§ Work item: Each of the records must appear again, exactly as it was written.

§ Records shown:
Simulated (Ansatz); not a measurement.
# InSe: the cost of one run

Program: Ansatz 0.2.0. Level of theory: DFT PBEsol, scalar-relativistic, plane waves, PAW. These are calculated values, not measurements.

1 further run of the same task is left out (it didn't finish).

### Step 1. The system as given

§ Answer area:
Simulated (Ansatz); not a measurement.
# InSe: the cost of one run

Program: Ansatz 0.2.0. Level of theory: DFT PBEsol, scalar-relativistic, plane waves, PAW. These are calculated values, not measurements.

1 further run of the same task is left out (it didn't finish).

### Step 1. The system as given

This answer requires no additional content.